......

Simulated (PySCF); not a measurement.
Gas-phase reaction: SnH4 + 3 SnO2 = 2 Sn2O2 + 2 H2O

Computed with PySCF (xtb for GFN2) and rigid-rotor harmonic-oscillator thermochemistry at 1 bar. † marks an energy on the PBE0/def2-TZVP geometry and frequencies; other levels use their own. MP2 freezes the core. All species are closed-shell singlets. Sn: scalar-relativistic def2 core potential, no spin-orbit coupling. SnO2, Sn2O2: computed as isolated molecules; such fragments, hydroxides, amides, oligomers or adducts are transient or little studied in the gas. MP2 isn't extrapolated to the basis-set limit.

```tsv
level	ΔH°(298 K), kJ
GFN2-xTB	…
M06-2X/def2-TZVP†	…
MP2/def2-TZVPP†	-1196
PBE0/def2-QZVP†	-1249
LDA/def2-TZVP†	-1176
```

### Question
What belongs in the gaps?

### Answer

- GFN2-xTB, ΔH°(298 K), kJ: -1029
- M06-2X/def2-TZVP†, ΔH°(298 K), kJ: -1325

......

▶ **Work request**
Whatever the material above holds, copy it over exactly, line by line.

▶ **Written answer**
Simulated (PySCF); not a measurement.
Gas-phase reaction: SnH4 + 3 SnO2 = 2 Sn2O2 + 2 H2O

Computed with PySCF (xtb for GFN2) and rigid-rotor harmonic-oscillator thermochemistry at 1 bar. † marks an energy on the PBE0/def2-TZVP geometry and frequencies; other levels use their own. MP2 freezes the core. All species are closed-shell singlets. Sn: scalar-relativistic def2 core potential, no spin-orbit coupling. SnO2, Sn2O2: computed as isolated molecules; such fragments, hydroxides, amides, oligomers or adducts are transient or little studied in the gas. MP2 isn't extrapolated to the basis-set limit.

```tsv
level	ΔH°(298 K), kJ
GFN2-xTB	…
M06-2X/def2-TZVP†	…
MP2/def2-TZVPP†	-1196
PBE0/def2-QZVP†	-1249
LDA/def2-TZVP†	-1176
```

### Question
What belongs in the gaps?

### Answer

- GFN2-xTB, ΔH°(298 K), kJ: -1029
- M06-2X/def2-TZVP†, ΔH°(298 K), kJ: -1325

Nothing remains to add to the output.